• Exercise data
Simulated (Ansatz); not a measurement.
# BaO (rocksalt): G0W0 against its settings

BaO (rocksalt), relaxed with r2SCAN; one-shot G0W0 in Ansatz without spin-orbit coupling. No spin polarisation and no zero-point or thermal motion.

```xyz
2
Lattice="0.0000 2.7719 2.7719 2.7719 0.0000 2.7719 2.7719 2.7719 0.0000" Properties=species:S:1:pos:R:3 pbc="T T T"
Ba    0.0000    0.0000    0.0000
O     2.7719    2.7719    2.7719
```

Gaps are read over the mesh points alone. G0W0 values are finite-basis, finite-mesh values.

• Requirement
Set all the entries above down again exactly.

• Exercise answer
Simulated (Ansatz); not a measurement.
# BaO (rocksalt): G0W0 against its settings

BaO (rocksalt), relaxed with r2SCAN; one-shot G0W0 in Ansatz without spin-orbit coupling. No spin polarisation and no zero-point or thermal motion.

```xyz
2
Lattice="0.0000 2.7719 2.7719 2.7719 0.0000 2.7719 2.7719 2.7719 0.0000" Properties=species:S:1:pos:R:3 pbc="T T T"
Ba    0.0000    0.0000    0.0000
O     2.7719    2.7719    2.7719
```

Gaps are read over the mesh points alone. G0W0 values are finite-basis, finite-mesh values.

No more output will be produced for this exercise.